Work item: All lines before the one containing "Structure with atom", plus that line itself, are to be printed exactly as they appear below.

─── Data listing ───
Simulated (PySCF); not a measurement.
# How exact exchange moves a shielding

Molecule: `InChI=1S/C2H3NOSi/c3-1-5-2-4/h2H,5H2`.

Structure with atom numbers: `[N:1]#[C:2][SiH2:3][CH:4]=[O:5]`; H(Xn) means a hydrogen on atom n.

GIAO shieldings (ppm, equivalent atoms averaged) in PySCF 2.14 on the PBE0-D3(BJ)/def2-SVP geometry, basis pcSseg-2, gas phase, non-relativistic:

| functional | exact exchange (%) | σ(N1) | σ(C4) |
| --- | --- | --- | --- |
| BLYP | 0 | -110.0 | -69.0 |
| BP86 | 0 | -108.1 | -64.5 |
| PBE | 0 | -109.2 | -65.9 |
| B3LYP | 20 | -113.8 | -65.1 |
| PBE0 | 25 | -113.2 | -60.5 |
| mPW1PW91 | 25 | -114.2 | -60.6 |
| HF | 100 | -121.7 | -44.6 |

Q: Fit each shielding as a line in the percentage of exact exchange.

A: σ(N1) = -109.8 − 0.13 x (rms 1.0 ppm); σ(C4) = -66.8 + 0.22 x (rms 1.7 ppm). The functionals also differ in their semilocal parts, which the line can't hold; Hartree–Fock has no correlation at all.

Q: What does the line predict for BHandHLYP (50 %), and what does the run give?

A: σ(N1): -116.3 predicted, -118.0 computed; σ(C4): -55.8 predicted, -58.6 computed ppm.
───

Written answer:
Simulated (PySCF); not a measurement.
# How exact exchange moves a shielding

Molecule: `InChI=1S/C2H3NOSi/c3-1-5-2-4/h2H,5H2`.

Structure with atom numbers: `[N:1]#[C:2][SiH2:3][CH:4]=[O:5]`; H(Xn) means a hydrogen on atom n.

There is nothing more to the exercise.